→ WORK TASK: All of the data must be printed exactly; please include every line.

_ _ _ _

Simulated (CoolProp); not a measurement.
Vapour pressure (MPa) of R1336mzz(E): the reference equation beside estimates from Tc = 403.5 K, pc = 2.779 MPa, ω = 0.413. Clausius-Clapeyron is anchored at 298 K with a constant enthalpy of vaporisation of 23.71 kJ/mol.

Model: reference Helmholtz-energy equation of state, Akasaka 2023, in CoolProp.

_ _ _ _

→ RESPONSE:
Simulated (CoolProp); not a measurement.
Vapour pressure (MPa) of R1336mzz(E): the reference equation beside estimates from Tc = 403.5 K, pc = 2.779 MPa, ω = 0.413. Clausius-Clapeyron is anchored at 298 K with a constant enthalpy of vaporisation of 23.71 kJ/mol.

Model: reference Helmholtz-energy equation of state, Akasaka 2023, in CoolProp.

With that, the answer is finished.